SOURCE DATA
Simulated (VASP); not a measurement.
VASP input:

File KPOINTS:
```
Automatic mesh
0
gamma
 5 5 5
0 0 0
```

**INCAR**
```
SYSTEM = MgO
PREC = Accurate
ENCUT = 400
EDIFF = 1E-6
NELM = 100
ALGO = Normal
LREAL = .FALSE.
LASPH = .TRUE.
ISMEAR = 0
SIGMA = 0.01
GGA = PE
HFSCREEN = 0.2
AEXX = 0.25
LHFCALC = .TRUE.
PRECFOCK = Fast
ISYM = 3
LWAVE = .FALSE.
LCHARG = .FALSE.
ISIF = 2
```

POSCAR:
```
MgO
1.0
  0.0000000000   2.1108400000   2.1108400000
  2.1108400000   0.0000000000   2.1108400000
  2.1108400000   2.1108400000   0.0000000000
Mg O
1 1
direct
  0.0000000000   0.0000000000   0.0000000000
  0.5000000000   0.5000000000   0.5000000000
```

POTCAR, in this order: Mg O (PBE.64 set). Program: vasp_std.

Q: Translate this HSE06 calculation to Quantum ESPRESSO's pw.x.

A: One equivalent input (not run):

WORK REQUEST
Retype the whole listing above. Please keep it exact.

WRITTEN SOLUTION
Simulated (VASP); not a measurement.
VASP input:

File KPOINTS:
```
Automatic mesh
0
gamma
 5 5 5
0 0 0
```

**INCAR**
```
SYSTEM = MgO
PREC = Accurate
ENCUT = 400
EDIFF = 1E-6
NELM = 100
ALGO = Normal
LREAL = .FALSE.
LASPH = .TRUE.
ISMEAR = 0
SIGMA = 0.01
GGA = PE
HFSCREEN = 0.2
AEXX = 0.25
LHFCALC = .TRUE.
PRECFOCK = Fast
ISYM = 3
LWAVE = .FALSE.
LCHARG = .FALSE.
ISIF = 2
```

POSCAR:
```
MgO
1.0
  0.0000000000   2.1108400000   2.1108400000
  2.1108400000   0.0000000000   2.1108400000
  2.1108400000   2.1108400000   0.0000000000
Mg O
1 1
direct
  0.0000000000   0.0000000000   0.0000000000
  0.5000000000   0.5000000000   0.5000000000
```

POTCAR, in this order: Mg O (PBE.64 set). Program: vasp_std.

Q: Translate this HSE06 calculation to Quantum ESPRESSO's pw.x.

A: One equivalent input (not run):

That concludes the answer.